> [Supplied data]
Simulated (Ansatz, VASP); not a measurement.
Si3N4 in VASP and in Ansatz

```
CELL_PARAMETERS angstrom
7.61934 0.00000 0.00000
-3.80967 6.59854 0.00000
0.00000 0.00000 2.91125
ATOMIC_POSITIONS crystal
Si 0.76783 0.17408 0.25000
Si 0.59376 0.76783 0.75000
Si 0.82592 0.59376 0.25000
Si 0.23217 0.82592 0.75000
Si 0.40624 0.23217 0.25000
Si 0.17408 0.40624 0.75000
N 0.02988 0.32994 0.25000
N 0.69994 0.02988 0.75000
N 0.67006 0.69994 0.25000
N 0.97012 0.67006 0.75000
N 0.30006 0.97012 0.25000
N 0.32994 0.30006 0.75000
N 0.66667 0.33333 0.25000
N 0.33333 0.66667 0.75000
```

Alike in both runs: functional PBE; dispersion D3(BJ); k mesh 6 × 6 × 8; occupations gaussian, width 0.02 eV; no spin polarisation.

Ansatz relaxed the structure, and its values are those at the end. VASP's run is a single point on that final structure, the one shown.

> [Work item]
Return every entry above with nothing altered.

> [Exercise solution]
Simulated (Ansatz, VASP); not a measurement.
Si3N4 in VASP and in Ansatz

```
CELL_PARAMETERS angstrom
7.61934 0.00000 0.00000
-3.80967 6.59854 0.00000
0.00000 0.00000 2.91125
ATOMIC_POSITIONS crystal
Si 0.76783 0.17408 0.25000
Si 0.59376 0.76783 0.75000
Si 0.82592 0.59376 0.25000
Si 0.23217 0.82592 0.75000
Si 0.40624 0.23217 0.25000
Si 0.17408 0.40624 0.75000
N 0.02988 0.32994 0.25000
N 0.69994 0.02988 0.75000
N 0.67006 0.69994 0.25000
N 0.97012 0.67006 0.75000
N 0.30006 0.97012 0.25000
N 0.32994 0.30006 0.75000
N 0.66667 0.33333 0.25000
N 0.33333 0.66667 0.75000
```

Alike in both runs: functional PBE; dispersion D3(BJ); k mesh 6 × 6 × 8; occupations gaussian, width 0.02 eV; no spin polarisation.

Ansatz relaxed the structure, and its values are those at the end. VASP's run is a single point on that final structure, the one shown.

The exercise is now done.